* _Activity_: Every entry must be copied word for word.

++++++
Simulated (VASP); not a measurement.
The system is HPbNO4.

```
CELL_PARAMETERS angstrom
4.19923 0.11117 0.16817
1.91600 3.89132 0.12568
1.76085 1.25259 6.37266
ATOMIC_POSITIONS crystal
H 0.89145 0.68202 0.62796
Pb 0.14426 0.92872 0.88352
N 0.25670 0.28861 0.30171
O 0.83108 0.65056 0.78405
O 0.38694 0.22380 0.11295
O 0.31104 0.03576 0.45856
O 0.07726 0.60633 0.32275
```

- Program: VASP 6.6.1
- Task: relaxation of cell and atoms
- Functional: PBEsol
++++++

* _Exercise solution_:
Simulated (VASP); not a measurement.
The system is HPbNO4.

```
CELL_PARAMETERS angstrom
4.19923 0.11117 0.16817
1.91600 3.89132 0.12568
1.76085 1.25259 6.37266
ATOMIC_POSITIONS crystal
H 0.89145 0.68202 0.62796
Pb 0.14426 0.92872 0.88352
N 0.25670 0.28861 0.30171
O 0.83108 0.65056 0.78405
O 0.38694 0.22380 0.11295
O 0.31104 0.03576 0.45856
O 0.07726 0.60633 0.32275
```

- Program: VASP 6.6.1
- Task: relaxation of cell and atoms
- Functional: PBEsol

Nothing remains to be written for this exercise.